Write out, please, the lines from the beginning of the material to the line with "- program: PySCF", including both ends and nothing else.

──────────────────────────────

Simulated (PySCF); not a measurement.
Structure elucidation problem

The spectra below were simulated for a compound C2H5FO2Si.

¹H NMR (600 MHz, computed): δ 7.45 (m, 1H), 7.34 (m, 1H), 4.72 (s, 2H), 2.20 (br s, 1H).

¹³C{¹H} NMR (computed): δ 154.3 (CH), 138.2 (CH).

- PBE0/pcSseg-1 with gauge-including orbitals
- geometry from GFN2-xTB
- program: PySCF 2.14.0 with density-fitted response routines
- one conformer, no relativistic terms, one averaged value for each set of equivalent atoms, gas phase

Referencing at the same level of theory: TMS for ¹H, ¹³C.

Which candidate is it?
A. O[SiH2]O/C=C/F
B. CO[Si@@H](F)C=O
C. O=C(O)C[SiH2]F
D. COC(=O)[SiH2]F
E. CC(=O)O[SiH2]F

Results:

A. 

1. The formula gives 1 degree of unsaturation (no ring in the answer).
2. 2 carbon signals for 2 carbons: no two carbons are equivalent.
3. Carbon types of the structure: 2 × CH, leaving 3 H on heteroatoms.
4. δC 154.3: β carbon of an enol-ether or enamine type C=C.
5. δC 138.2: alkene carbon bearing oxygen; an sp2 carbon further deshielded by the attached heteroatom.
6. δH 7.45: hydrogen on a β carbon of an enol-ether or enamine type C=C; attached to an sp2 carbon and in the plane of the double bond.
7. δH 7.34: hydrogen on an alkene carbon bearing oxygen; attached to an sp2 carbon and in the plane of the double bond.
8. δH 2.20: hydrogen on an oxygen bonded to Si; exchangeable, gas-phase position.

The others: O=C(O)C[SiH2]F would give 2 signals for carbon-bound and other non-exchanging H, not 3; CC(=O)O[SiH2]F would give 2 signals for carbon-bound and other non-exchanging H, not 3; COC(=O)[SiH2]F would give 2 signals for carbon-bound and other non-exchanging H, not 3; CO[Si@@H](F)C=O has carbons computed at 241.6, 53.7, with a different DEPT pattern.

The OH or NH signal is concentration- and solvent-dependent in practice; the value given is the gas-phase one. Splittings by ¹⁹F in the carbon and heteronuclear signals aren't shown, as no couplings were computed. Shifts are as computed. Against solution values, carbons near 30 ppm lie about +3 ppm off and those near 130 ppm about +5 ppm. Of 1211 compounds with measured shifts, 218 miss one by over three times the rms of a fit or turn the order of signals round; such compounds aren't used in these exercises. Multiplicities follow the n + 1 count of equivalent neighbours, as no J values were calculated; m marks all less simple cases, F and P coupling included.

──────────────────────────────

= Problem solution =
Simulated (PySCF); not a measurement.
Structure elucidation problem

The spectra below were simulated for a compound C2H5FO2Si.

¹H NMR (600 MHz, computed): δ 7.45 (m, 1H), 7.34 (m, 1H), 4.72 (s, 2H), 2.20 (br s, 1H).

¹³C{¹H} NMR (computed): δ 154.3 (CH), 138.2 (CH).

- PBE0/pcSseg-1 with gauge-including orbitals
- geometry from GFN2-xTB
- program: PySCF 2.14.0 with density-fitted response routines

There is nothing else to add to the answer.